_ _ _

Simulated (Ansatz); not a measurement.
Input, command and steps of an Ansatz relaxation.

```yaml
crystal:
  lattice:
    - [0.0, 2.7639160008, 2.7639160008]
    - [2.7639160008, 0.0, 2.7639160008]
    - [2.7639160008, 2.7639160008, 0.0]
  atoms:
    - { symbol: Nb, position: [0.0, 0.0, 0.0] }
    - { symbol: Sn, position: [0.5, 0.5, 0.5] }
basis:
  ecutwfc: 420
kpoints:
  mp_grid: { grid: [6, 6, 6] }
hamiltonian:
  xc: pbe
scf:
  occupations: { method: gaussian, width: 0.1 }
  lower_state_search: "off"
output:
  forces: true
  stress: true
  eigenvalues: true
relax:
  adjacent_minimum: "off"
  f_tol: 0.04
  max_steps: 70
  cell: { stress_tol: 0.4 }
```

_ _ _

*ACTIVITY*: Your response must contain all of the records, copied exactly.

*WRITTEN SOLUTION*:
Simulated (Ansatz); not a measurement.
Input, command and steps of an Ansatz relaxation.

```yaml
crystal:
  lattice:
    - [0.0, 2.7639160008, 2.7639160008]
    - [2.7639160008, 0.0, 2.7639160008]
    - [2.7639160008, 2.7639160008, 0.0]
  atoms:
    - { symbol: Nb, position: [0.0, 0.0, 0.0] }
    - { symbol: Sn, position: [0.5, 0.5, 0.5] }
basis:
  ecutwfc: 420
kpoints:
  mp_grid: { grid: [6, 6, 6] }
hamiltonian:
  xc: pbe
scf:
  occupations: { method: gaussian, width: 0.1 }
  lower_state_search: "off"
output:
  forces: true
  stress: true
  eigenvalues: true
relax:
  adjacent_minimum: "off"
  f_tol: 0.04
  max_steps: 70
  cell: { stress_tol: 0.4 }
```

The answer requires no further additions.